+-------+

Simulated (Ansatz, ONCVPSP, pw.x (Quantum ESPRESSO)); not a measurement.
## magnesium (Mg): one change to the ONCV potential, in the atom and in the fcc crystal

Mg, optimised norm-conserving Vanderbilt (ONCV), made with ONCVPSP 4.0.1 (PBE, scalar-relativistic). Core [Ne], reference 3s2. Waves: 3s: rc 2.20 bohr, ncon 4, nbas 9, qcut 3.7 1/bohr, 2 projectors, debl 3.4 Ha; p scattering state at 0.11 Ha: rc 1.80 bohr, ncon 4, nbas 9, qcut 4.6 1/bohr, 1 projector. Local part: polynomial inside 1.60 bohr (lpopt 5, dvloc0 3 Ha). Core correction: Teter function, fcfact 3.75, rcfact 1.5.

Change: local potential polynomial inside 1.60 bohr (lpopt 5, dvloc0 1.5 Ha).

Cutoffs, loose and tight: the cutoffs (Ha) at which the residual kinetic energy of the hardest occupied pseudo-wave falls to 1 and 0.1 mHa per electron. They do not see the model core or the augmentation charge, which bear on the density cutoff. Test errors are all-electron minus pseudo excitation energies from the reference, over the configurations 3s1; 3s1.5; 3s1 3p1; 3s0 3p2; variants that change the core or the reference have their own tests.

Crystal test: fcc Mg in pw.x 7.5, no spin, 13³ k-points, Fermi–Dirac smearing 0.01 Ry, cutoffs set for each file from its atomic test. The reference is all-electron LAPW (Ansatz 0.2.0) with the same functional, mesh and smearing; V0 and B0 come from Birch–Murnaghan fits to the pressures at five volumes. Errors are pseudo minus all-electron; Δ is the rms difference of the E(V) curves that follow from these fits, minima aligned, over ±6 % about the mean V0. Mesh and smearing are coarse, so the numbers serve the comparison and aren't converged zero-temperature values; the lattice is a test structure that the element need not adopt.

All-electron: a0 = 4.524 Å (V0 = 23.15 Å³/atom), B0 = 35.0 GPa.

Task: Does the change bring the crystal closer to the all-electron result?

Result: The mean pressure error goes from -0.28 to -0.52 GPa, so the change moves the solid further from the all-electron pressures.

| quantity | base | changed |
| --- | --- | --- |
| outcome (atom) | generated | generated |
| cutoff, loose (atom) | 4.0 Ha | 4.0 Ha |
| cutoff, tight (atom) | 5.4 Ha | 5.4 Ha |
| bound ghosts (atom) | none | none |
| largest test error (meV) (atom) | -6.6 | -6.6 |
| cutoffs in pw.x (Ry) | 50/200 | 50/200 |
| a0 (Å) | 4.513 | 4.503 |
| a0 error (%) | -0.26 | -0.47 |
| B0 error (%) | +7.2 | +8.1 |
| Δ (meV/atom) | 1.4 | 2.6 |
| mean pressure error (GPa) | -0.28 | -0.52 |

+-------+

Every line above from the line with "Ha | 4.0 Ha |" to the line with "(meV/atom) | 1.4 | 2.6 |" is wanted, ends included; write them out exactly and add no other line.

| cutoff, loose (atom) | 4.0 Ha | 4.0 Ha |
| cutoff, tight (atom) | 5.4 Ha | 5.4 Ha |
| bound ghosts (atom) | none | none |
| largest test error (meV) (atom) | -6.6 | -6.6 |
| cutoffs in pw.x (Ry) | 50/200 | 50/200 |
| a0 (Å) | 4.513 | 4.503 |
| a0 error (%) | -0.26 | -0.47 |
| B0 error (%) | +7.2 | +8.1 |
| Δ (meV/atom) | 1.4 | 2.6 |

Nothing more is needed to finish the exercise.